• [Activity]: Give back exactly the first lines of the entries below, through the line with "### Step 2. Relaxation".

• [Stored data]:
-*-*-

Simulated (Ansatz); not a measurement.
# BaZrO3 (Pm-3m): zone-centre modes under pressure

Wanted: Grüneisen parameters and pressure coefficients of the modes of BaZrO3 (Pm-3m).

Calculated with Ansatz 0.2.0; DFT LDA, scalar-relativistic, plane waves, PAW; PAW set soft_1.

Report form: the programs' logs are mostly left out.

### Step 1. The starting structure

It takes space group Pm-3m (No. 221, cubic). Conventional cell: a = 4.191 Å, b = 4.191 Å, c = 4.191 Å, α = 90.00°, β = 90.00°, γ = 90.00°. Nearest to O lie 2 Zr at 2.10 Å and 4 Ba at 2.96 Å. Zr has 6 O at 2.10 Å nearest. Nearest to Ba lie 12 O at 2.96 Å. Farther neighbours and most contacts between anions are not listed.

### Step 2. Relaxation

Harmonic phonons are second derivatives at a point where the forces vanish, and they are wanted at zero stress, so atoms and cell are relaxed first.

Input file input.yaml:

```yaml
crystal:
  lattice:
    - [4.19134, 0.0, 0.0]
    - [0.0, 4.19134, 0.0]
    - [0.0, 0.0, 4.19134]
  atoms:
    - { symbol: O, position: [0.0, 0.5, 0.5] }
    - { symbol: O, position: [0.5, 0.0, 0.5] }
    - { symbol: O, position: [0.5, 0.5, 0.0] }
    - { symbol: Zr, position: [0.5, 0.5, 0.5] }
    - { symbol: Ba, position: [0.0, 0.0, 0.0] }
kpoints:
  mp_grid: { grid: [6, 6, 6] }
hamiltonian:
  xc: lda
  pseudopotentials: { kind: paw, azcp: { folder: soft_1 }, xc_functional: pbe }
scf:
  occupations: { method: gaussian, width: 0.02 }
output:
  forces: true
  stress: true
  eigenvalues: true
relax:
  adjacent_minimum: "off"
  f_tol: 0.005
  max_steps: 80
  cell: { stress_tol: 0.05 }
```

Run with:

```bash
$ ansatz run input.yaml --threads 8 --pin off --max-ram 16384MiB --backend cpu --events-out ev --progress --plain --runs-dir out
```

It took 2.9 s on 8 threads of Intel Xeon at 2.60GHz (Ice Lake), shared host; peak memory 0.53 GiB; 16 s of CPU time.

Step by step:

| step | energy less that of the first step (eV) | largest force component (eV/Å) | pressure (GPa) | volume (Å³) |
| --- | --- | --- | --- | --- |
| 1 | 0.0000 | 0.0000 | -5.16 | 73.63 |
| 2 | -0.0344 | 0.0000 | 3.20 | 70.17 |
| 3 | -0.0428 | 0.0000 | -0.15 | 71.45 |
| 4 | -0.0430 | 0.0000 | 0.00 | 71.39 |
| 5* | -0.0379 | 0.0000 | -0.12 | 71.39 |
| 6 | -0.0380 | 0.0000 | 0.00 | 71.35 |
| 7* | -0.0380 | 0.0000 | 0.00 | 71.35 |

-*-*-

• [Answer section]:
Simulated (Ansatz); not a measurement.
# BaZrO3 (Pm-3m): zone-centre modes under pressure

Wanted: Grüneisen parameters and pressure coefficients of the modes of BaZrO3 (Pm-3m).

Calculated with Ansatz 0.2.0; DFT LDA, scalar-relativistic, plane waves, PAW; PAW set soft_1.

Report form: the programs' logs are mostly left out.

### Step 1. The starting structure

It takes space group Pm-3m (No. 221, cubic). Conventional cell: a = 4.191 Å, b = 4.191 Å, c = 4.191 Å, α = 90.00°, β = 90.00°, γ = 90.00°. Nearest to O lie 2 Zr at 2.10 Å and 4 Ba at 2.96 Å. Zr has 6 O at 2.10 Å nearest. Nearest to Ba lie 12 O at 2.96 Å. Farther neighbours and most contacts between anions are not listed.

### Step 2. Relaxation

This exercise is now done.